Supplied data
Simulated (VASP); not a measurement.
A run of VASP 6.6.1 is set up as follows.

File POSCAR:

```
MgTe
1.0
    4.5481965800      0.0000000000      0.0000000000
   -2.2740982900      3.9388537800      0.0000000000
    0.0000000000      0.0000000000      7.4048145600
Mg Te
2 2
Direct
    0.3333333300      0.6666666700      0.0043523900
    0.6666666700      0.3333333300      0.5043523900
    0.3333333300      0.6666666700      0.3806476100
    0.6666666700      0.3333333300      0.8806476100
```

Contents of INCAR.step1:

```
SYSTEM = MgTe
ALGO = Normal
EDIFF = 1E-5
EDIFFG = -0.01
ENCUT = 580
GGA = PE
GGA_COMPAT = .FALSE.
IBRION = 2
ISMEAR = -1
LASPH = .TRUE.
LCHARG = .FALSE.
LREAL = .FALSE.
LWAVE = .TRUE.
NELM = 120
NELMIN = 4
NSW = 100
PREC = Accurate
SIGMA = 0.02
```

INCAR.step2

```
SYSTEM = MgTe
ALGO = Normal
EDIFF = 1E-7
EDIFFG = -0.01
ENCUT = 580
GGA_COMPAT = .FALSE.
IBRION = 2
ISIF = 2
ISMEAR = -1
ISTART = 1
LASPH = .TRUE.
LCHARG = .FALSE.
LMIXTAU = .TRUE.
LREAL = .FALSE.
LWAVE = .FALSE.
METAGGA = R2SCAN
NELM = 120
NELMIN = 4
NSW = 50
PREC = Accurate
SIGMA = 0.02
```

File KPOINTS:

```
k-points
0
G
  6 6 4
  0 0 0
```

Work request
Extract the entries above verbatim.

Task response
Simulated (VASP); not a measurement.
A run of VASP 6.6.1 is set up as follows.

File POSCAR:

```
MgTe
1.0
    4.5481965800      0.0000000000      0.0000000000
   -2.2740982900      3.9388537800      0.0000000000
    0.0000000000      0.0000000000      7.4048145600
Mg Te
2 2
Direct
    0.3333333300      0.6666666700      0.0043523900
    0.6666666700      0.3333333300      0.5043523900
    0.3333333300      0.6666666700      0.3806476100
    0.6666666700      0.3333333300      0.8806476100
```

Contents of INCAR.step1:

```
SYSTEM = MgTe
ALGO = Normal
EDIFF = 1E-5
EDIFFG = -0.01
ENCUT = 580
GGA = PE
GGA_COMPAT = .FALSE.
IBRION = 2
ISMEAR = -1
LASPH = .TRUE.
LCHARG = .FALSE.
LREAL = .FALSE.
LWAVE = .TRUE.
NELM = 120
NELMIN = 4
NSW = 100
PREC = Accurate
SIGMA = 0.02
```

INCAR.step2

```
SYSTEM = MgTe
ALGO = Normal
EDIFF = 1E-7
EDIFFG = -0.01
ENCUT = 580
GGA_COMPAT = .FALSE.
IBRION = 2
ISIF = 2
ISMEAR = -1
ISTART = 1
LASPH = .TRUE.
LCHARG = .FALSE.
LMIXTAU = .TRUE.
LREAL = .FALSE.
LWAVE = .FALSE.
METAGGA = R2SCAN
NELM = 120
NELMIN = 4
NSW = 50
PREC = Accurate
SIGMA = 0.02
```

File KPOINTS:

```
k-points
0
G
  6 6 4
  0 0 0
```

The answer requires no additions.